Given entries:
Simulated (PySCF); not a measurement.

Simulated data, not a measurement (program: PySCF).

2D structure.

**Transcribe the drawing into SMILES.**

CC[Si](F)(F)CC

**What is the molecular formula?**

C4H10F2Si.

Task item: Could every entry above be printed again, word for word?

Written reply:
Simulated (PySCF); not a measurement.

Simulated data, not a measurement (program: PySCF).

2D structure.

**Transcribe the drawing into SMILES.**

CC[Si](F)(F)CC

**What is the molecular formula?**

C4H10F2Si.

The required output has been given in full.